Content starts

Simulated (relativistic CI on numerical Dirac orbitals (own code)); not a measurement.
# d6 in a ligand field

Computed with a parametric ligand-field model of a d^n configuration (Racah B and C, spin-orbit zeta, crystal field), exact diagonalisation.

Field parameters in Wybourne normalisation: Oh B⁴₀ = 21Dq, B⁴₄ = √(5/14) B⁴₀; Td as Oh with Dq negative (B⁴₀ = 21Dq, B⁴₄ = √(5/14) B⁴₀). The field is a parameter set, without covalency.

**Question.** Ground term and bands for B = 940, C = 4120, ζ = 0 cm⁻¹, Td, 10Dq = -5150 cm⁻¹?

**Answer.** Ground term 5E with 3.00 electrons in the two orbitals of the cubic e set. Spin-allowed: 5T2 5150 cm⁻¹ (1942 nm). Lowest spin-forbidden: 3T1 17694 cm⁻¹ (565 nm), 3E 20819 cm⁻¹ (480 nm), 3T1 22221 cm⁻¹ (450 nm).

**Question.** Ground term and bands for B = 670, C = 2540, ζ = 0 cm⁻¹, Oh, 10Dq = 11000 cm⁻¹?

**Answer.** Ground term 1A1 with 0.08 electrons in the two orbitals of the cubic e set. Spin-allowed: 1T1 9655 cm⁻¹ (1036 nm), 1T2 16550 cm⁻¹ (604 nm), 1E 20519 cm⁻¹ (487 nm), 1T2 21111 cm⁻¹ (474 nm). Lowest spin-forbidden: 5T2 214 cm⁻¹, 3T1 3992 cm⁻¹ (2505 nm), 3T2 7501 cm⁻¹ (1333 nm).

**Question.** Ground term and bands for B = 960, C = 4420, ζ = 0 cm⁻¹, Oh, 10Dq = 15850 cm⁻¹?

Content ends

### [ASSIGNMENT]
Every single line of the listing must be retyped exactly.

### [EXERCISE RESPONSE]
Simulated (relativistic CI on numerical Dirac orbitals (own code)); not a measurement.
# d6 in a ligand field

Computed with a parametric ligand-field model of a d^n configuration (Racah B and C, spin-orbit zeta, crystal field), exact diagonalisation.

Field parameters in Wybourne normalisation: Oh B⁴₀ = 21Dq, B⁴₄ = √(5/14) B⁴₀; Td as Oh with Dq negative (B⁴₀ = 21Dq, B⁴₄ = √(5/14) B⁴₀). The field is a parameter set, without covalency.

**Question.** Ground term and bands for B = 940, C = 4120, ζ = 0 cm⁻¹, Td, 10Dq = -5150 cm⁻¹?

**Answer.** Ground term 5E with 3.00 electrons in the two orbitals of the cubic e set. Spin-allowed: 5T2 5150 cm⁻¹ (1942 nm). Lowest spin-forbidden: 3T1 17694 cm⁻¹ (565 nm), 3E 20819 cm⁻¹ (480 nm), 3T1 22221 cm⁻¹ (450 nm).

**Question.** Ground term and bands for B = 670, C = 2540, ζ = 0 cm⁻¹, Oh, 10Dq = 11000 cm⁻¹?

**Answer.** Ground term 1A1 with 0.08 electrons in the two orbitals of the cubic e set. Spin-allowed: 1T1 9655 cm⁻¹ (1036 nm), 1T2 16550 cm⁻¹ (604 nm), 1E 20519 cm⁻¹ (487 nm), 1T2 21111 cm⁻¹ (474 nm). Lowest spin-forbidden: 5T2 214 cm⁻¹, 3T1 3992 cm⁻¹ (2505 nm), 3T2 7501 cm⁻¹ (1333 nm).

**Question.** Ground term and bands for B = 960, C = 4420, ζ = 0 cm⁻¹, Oh, 10Dq = 15850 cm⁻¹?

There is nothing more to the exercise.